## Listed entries
********************
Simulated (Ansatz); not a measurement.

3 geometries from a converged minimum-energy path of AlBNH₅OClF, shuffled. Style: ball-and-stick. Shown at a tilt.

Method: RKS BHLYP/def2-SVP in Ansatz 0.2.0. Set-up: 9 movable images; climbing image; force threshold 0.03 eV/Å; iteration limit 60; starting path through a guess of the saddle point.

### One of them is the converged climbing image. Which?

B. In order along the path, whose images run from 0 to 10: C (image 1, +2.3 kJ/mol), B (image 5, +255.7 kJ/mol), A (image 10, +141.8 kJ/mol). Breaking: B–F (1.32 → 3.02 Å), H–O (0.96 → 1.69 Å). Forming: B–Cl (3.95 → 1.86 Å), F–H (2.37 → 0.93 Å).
********************

## Work request
Could you reproduce every record exactly as written?

## Task answer
Simulated (Ansatz); not a measurement.

3 geometries from a converged minimum-energy path of AlBNH₅OClF, shuffled. Style: ball-and-stick. Shown at a tilt.

Method: RKS BHLYP/def2-SVP in Ansatz 0.2.0. Set-up: 9 movable images; climbing image; force threshold 0.03 eV/Å; iteration limit 60; starting path through a guess of the saddle point.

### One of them is the converged climbing image. Which?

B. In order along the path, whose images run from 0 to 10: C (image 1, +2.3 kJ/mol), B (image 5, +255.7 kJ/mol), A (image 10, +141.8 kJ/mol). Breaking: B–F (1.32 → 3.02 Å), H–O (0.96 → 1.69 Å). Forming: B–Cl (3.95 → 1.86 Å), F–H (2.37 → 0.93 Å).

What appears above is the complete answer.